- [Source information]:
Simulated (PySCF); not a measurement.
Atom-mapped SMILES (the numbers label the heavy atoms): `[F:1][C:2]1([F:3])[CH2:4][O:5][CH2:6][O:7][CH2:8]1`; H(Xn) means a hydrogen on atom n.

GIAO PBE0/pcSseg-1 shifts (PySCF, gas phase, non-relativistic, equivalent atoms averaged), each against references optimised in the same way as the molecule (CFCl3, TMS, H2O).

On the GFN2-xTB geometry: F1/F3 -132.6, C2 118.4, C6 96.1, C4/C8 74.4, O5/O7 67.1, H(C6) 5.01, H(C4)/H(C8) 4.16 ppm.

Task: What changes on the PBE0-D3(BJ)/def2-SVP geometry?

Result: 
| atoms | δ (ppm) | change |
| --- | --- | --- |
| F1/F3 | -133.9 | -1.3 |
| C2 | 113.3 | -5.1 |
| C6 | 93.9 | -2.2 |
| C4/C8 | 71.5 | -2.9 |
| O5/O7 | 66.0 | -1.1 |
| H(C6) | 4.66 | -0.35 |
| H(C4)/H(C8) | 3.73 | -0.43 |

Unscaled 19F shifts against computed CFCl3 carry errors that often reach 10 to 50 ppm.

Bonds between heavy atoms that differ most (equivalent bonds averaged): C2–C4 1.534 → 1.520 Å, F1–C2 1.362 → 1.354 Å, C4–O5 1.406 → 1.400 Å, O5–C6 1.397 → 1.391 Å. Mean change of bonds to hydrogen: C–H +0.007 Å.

- [Work instruction]: In the listing above, find the line with "4.66 | -0.35 |" and the line with "Unscaled 19F shifts", then print exactly those lines and every line between them.

- [Task solution]:
| H(C6) | 4.66 | -0.35 |
| H(C4)/H(C8) | 3.73 | -0.43 |

Unscaled 19F shifts against computed CFCl3 carry errors that often reach 10 to 50 ppm.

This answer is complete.